**REQUIRED ACTION**
Transcribe the listing below exactly, leaving nothing out.

**INFORMATION PROVIDED**
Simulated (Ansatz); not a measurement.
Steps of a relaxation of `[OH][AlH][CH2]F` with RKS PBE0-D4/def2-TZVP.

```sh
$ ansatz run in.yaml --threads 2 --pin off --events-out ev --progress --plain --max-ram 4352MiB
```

**TASK ANSWER**
Simulated (Ansatz); not a measurement.
Steps of a relaxation of `[OH][AlH][CH2]F` with RKS PBE0-D4/def2-TZVP.

```sh
$ ansatz run in.yaml --threads 2 --pin off --events-out ev --progress --plain --max-ram 4352MiB
```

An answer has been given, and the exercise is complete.